___ Recorded information ___

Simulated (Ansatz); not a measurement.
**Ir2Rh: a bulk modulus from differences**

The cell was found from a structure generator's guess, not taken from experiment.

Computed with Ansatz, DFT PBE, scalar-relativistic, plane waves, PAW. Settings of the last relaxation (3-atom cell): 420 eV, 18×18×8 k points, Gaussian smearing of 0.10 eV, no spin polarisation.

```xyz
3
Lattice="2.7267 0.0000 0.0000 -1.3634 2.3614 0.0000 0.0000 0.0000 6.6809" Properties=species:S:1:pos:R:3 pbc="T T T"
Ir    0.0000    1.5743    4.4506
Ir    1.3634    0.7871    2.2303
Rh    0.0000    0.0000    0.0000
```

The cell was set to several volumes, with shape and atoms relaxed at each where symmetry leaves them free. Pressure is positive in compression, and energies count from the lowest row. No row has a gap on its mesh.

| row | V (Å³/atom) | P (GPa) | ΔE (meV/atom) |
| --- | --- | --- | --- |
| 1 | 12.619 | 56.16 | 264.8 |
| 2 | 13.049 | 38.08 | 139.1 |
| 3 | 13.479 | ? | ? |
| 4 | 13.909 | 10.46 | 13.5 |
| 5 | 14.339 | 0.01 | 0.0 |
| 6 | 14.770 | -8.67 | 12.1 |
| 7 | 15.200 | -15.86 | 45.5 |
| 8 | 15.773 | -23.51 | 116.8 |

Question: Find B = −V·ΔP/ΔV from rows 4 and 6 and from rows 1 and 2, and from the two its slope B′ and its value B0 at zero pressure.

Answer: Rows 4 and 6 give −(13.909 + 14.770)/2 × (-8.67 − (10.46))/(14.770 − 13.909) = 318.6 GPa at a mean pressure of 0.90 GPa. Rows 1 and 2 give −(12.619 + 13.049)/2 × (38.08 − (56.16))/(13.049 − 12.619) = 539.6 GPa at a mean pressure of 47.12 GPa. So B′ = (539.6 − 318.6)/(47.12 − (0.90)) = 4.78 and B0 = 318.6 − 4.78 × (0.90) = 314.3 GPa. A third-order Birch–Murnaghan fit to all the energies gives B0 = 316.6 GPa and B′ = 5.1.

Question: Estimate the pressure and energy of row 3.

___

* [Work request]: Write out only the lines from the very start of the entries above to the line that includes "-23.51 | 116.8 |", both ends included, each one unchanged.

* [Expected answer]:
Simulated (Ansatz); not a measurement.
**Ir2Rh: a bulk modulus from differences**

The cell was found from a structure generator's guess, not taken from experiment.

Computed with Ansatz, DFT PBE, scalar-relativistic, plane waves, PAW. Settings of the last relaxation (3-atom cell): 420 eV, 18×18×8 k points, Gaussian smearing of 0.10 eV, no spin polarisation.

```xyz
3
Lattice="2.7267 0.0000 0.0000 -1.3634 2.3614 0.0000 0.0000 0.0000 6.6809" Properties=species:S:1:pos:R:3 pbc="T T T"
Ir    0.0000    1.5743    4.4506
Ir    1.3634    0.7871    2.2303
Rh    0.0000    0.0000    0.0000
```

The cell was set to several volumes, with shape and atoms relaxed at each where symmetry leaves them free. Pressure is positive in compression, and energies count from the lowest row. No row has a gap on its mesh.

| row | V (Å³/atom) | P (GPa) | ΔE (meV/atom) |
| --- | --- | --- | --- |
| 1 | 12.619 | 56.16 | 264.8 |
| 2 | 13.049 | 38.08 | 139.1 |
| 3 | 13.479 | ? | ? |
| 4 | 13.909 | 10.46 | 13.5 |
| 5 | 14.339 | 0.01 | 0.0 |
| 6 | 14.770 | -8.67 | 12.1 |
| 7 | 15.200 | -15.86 | 45.5 |
| 8 | 15.773 | -23.51 | 116.8 |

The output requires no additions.